LISTED ENTRIES Block Start

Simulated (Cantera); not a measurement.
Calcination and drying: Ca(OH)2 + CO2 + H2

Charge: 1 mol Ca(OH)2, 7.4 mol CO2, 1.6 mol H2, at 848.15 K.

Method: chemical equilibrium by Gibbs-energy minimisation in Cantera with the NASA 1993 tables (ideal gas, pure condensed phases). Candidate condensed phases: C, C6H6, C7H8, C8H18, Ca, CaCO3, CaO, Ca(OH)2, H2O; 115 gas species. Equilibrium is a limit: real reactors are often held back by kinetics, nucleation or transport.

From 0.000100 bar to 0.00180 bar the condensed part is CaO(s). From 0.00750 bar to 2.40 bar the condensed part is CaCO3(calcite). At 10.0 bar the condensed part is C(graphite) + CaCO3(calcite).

LISTED ENTRIES Block End

REQUIRED ACTION: Working through the records above, copy each one exactly.

WRITTEN REPLY:
Simulated (Cantera); not a measurement.
Calcination and drying: Ca(OH)2 + CO2 + H2

Charge: 1 mol Ca(OH)2, 7.4 mol CO2, 1.6 mol H2, at 848.15 K.

Method: chemical equilibrium by Gibbs-energy minimisation in Cantera with the NASA 1993 tables (ideal gas, pure condensed phases). Candidate condensed phases: C, C6H6, C7H8, C8H18, Ca, CaCO3, CaO, Ca(OH)2, H2O; 115 gas species. Equilibrium is a limit: real reactors are often held back by kinetics, nucleation or transport.

From 0.000100 bar to 0.00180 bar the condensed part is CaO(s). From 0.00750 bar to 2.40 bar the condensed part is CaCO3(calcite). At 10.0 bar the condensed part is C(graphite) + CaCO3(calcite).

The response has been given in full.